━━━━━ LISTED ENTRIES
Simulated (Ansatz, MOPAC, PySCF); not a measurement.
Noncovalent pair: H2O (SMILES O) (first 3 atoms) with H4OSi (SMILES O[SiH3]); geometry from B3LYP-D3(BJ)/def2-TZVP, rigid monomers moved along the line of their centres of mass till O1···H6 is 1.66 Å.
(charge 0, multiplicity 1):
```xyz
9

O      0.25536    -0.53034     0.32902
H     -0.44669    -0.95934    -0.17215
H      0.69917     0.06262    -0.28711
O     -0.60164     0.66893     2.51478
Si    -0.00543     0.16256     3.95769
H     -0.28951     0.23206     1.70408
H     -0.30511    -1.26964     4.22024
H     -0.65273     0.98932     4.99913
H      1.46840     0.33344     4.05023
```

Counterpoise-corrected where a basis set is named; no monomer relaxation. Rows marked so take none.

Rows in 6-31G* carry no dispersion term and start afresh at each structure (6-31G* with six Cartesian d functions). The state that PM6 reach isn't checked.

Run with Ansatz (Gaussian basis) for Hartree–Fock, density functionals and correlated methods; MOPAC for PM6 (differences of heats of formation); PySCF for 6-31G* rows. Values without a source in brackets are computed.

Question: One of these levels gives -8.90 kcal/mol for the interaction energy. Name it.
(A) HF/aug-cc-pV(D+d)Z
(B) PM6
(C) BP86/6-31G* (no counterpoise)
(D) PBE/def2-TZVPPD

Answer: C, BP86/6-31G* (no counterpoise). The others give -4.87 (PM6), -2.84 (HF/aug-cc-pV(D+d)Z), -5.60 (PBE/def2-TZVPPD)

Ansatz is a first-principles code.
━━━━━━━━━━

▸ ACTION ITEM: Look above for the line holding "(D) PBE/def2-TZVPPD" and the line holding "Answer: C, BP86/6-31G*", then output exactly those two lines and every line between them, nothing more.

▸ EXERCISE OUTPUT:
(D) PBE/def2-TZVPPD

Answer: C, BP86/6-31G* (no counterpoise). The others give -4.87 (PM6), -2.84 (HF/aug-cc-pV(D+d)Z), -5.60 (PBE/def2-TZVPPD)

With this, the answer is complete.